*****
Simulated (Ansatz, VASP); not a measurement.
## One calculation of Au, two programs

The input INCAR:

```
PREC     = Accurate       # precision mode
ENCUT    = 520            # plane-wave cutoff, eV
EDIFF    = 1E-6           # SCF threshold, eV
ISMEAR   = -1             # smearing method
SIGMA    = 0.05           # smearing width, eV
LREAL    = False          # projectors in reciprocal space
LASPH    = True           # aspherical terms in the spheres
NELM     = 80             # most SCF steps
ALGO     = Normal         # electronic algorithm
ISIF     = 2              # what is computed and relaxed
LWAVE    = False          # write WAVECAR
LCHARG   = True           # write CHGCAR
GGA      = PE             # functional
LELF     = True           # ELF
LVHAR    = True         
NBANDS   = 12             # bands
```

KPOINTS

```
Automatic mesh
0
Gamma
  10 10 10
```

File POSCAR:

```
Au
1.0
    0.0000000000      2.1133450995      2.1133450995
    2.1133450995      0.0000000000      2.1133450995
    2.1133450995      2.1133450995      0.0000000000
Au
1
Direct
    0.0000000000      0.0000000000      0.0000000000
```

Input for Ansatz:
*****

* Work item *
Repeat each of the entries exactly as written.

* Reply *
Simulated (Ansatz, VASP); not a measurement.
## One calculation of Au, two programs

The input INCAR:

```
PREC     = Accurate       # precision mode
ENCUT    = 520            # plane-wave cutoff, eV
EDIFF    = 1E-6           # SCF threshold, eV
ISMEAR   = -1             # smearing method
SIGMA    = 0.05           # smearing width, eV
LREAL    = False          # projectors in reciprocal space
LASPH    = True           # aspherical terms in the spheres
NELM     = 80             # most SCF steps
ALGO     = Normal         # electronic algorithm
ISIF     = 2              # what is computed and relaxed
LWAVE    = False          # write WAVECAR
LCHARG   = True           # write CHGCAR
GGA      = PE             # functional
LELF     = True           # ELF
LVHAR    = True         
NBANDS   = 12             # bands
```

KPOINTS

```
Automatic mesh
0
Gamma
  10 10 10
```

File POSCAR:

```
Au
1.0
    0.0000000000      2.1133450995      2.1133450995
    2.1133450995      0.0000000000      2.1133450995
    2.1133450995      2.1133450995      0.0000000000
Au
1
Direct
    0.0000000000      0.0000000000      0.0000000000
```

Input for Ansatz:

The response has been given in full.